All entries shown below should be duplicated character for character.

=== Begin Enclosure ===

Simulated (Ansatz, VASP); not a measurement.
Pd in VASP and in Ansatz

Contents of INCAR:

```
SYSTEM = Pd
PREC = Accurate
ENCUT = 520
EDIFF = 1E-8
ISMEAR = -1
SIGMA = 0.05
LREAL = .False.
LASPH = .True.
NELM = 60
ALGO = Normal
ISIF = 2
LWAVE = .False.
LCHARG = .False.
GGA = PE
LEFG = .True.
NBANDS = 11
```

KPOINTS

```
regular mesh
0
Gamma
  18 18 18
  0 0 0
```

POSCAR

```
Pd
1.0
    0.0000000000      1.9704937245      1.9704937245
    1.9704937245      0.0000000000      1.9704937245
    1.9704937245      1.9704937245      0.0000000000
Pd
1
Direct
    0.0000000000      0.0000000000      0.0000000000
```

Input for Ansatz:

=== End Enclosure ===

## YOUR SOLUTION:
Simulated (Ansatz, VASP); not a measurement.
Pd in VASP and in Ansatz

Contents of INCAR:

```
SYSTEM = Pd
PREC = Accurate
ENCUT = 520
EDIFF = 1E-8
ISMEAR = -1
SIGMA = 0.05
LREAL = .False.
LASPH = .True.
NELM = 60
ALGO = Normal
ISIF = 2
LWAVE = .False.
LCHARG = .False.
GGA = PE
LEFG = .True.
NBANDS = 11
```

KPOINTS

```
regular mesh
0
Gamma
  18 18 18
  0 0 0
```

POSCAR

```
Pd
1.0
    0.0000000000      1.9704937245      1.9704937245
    1.9704937245      0.0000000000      1.9704937245
    1.9704937245      1.9704937245      0.0000000000
Pd
1
Direct
    0.0000000000      0.0000000000      0.0000000000
```

Input for Ansatz:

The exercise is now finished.